[Data extracts]
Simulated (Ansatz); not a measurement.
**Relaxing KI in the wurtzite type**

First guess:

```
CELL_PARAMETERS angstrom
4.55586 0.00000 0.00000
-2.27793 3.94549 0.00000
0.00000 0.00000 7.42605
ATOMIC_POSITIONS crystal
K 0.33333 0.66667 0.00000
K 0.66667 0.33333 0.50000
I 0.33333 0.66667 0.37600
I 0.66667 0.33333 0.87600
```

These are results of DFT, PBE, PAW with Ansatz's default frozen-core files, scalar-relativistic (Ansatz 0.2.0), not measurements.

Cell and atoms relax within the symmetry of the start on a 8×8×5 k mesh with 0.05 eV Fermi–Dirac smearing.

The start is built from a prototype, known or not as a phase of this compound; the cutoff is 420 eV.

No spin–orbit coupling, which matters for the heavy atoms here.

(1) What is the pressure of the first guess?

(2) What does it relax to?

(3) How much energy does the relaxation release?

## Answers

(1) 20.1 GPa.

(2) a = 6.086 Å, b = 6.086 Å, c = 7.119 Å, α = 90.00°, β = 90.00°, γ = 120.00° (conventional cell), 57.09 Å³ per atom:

[Task item] Copy out the whole listing exactly as written.

[Task result]
Simulated (Ansatz); not a measurement.
**Relaxing KI in the wurtzite type**

First guess:

```
CELL_PARAMETERS angstrom
4.55586 0.00000 0.00000
-2.27793 3.94549 0.00000
0.00000 0.00000 7.42605
ATOMIC_POSITIONS crystal
K 0.33333 0.66667 0.00000
K 0.66667 0.33333 0.50000
I 0.33333 0.66667 0.37600
I 0.66667 0.33333 0.87600
```

These are results of DFT, PBE, PAW with Ansatz's default frozen-core files, scalar-relativistic (Ansatz 0.2.0), not measurements.

Cell and atoms relax within the symmetry of the start on a 8×8×5 k mesh with 0.05 eV Fermi–Dirac smearing.

The start is built from a prototype, known or not as a phase of this compound; the cutoff is 420 eV.

No spin–orbit coupling, which matters for the heavy atoms here.

(1) What is the pressure of the first guess?

(2) What does it relax to?

(3) How much energy does the relaxation release?

## Answers

(1) 20.1 GPa.

(2) a = 6.086 Å, b = 6.086 Å, c = 7.119 Å, α = 90.00°, β = 90.00°, γ = 120.00° (conventional cell), 57.09 Å³ per atom:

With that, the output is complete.